____________

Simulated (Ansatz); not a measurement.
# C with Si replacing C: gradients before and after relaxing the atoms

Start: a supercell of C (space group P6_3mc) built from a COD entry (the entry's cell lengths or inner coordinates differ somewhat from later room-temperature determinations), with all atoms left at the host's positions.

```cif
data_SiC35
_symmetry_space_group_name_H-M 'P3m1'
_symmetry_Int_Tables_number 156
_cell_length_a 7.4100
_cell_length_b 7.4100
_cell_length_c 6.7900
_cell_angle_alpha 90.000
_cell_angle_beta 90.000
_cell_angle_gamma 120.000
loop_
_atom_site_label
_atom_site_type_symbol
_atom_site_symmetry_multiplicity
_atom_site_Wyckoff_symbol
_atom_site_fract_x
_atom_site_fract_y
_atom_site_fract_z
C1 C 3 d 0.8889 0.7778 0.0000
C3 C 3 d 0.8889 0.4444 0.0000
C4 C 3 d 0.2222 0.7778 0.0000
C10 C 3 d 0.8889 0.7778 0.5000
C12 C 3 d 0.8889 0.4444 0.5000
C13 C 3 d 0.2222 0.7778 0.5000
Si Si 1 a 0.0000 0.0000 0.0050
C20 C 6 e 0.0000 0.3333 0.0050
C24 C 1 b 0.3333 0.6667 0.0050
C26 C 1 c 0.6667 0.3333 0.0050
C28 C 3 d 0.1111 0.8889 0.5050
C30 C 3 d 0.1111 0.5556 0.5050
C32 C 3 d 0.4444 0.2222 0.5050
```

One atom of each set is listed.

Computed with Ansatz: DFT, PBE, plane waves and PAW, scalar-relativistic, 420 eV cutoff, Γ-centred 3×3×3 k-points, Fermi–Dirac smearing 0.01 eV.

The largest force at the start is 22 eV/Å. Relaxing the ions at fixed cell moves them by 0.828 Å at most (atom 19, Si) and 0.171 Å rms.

____________

▶ ACTION ITEM: Retype exactly the span of lines from the one with "One atom of each set is listed." through the one with "Computed with Ansatz: DFT, PBE, plane"; include both ends and omit the rest of the material.

▶ EXPECTED ANSWER:
One atom of each set is listed.

Computed with Ansatz: DFT, PBE, plane waves and PAW, scalar-relativistic, 420 eV cutoff, Γ-centred 3×3×3 k-points, Fermi–Dirac smearing 0.01 eV.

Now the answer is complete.